REQUIREMENT. All lines of the following material must be written out exactly as they appear.

....................
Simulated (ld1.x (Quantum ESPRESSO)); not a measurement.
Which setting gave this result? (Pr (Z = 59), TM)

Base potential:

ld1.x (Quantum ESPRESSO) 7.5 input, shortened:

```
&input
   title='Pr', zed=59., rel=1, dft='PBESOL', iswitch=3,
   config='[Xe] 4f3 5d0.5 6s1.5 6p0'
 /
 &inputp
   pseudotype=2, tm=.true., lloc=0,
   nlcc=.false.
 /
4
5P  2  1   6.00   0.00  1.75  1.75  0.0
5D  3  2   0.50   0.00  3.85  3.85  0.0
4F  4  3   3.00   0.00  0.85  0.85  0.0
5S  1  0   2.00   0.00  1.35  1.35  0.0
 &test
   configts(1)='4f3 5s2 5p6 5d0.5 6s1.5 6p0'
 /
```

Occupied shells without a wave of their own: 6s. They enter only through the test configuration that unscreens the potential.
....................

WRITTEN RESPONSE.
Simulated (ld1.x (Quantum ESPRESSO)); not a measurement.
Which setting gave this result? (Pr (Z = 59), TM)

Base potential:

ld1.x (Quantum ESPRESSO) 7.5 input, shortened:

```
&input
   title='Pr', zed=59., rel=1, dft='PBESOL', iswitch=3,
   config='[Xe] 4f3 5d0.5 6s1.5 6p0'
 /
 &inputp
   pseudotype=2, tm=.true., lloc=0,
   nlcc=.false.
 /
4
5P  2  1   6.00   0.00  1.75  1.75  0.0
5D  3  2   0.50   0.00  3.85  3.85  0.0
4F  4  3   3.00   0.00  0.85  0.85  0.0
5S  1  0   2.00   0.00  1.35  1.35  0.0
 &test
   configts(1)='4f3 5s2 5p6 5d0.5 6s1.5 6p0'
 /
```

Occupied shells without a wave of their own: 6s. They enter only through the test configuration that unscreens the potential.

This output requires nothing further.